• Records provided
________________________

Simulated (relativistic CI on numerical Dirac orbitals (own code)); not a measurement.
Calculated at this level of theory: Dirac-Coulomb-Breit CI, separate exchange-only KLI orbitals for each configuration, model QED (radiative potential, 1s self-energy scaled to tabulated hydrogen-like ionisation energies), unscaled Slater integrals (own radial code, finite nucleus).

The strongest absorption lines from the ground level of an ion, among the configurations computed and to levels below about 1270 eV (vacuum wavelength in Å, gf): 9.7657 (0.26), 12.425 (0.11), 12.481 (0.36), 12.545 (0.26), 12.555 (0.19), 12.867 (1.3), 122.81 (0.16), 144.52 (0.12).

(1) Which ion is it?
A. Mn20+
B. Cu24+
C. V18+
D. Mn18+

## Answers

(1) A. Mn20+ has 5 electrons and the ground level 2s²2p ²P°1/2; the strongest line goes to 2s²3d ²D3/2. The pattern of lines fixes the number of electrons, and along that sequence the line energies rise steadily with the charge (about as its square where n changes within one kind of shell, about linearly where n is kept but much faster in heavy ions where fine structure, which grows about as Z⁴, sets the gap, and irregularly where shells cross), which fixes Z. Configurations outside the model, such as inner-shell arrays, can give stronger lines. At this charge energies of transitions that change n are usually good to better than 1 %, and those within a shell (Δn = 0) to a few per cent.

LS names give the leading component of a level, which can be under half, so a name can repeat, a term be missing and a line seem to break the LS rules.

________________________

• Task item
Reprint the data above from the opening line to the line holding "Calculated at this", inclusive, and nothing else.

• Your solution
Simulated (relativistic CI on numerical Dirac orbitals (own code)); not a measurement.
Calculated at this level of theory: Dirac-Coulomb-Breit CI, separate exchange-only KLI orbitals for each configuration, model QED (radiative potential, 1s self-energy scaled to tabulated hydrogen-like ionisation energies), unscaled Slater integrals (own radial code, finite nucleus).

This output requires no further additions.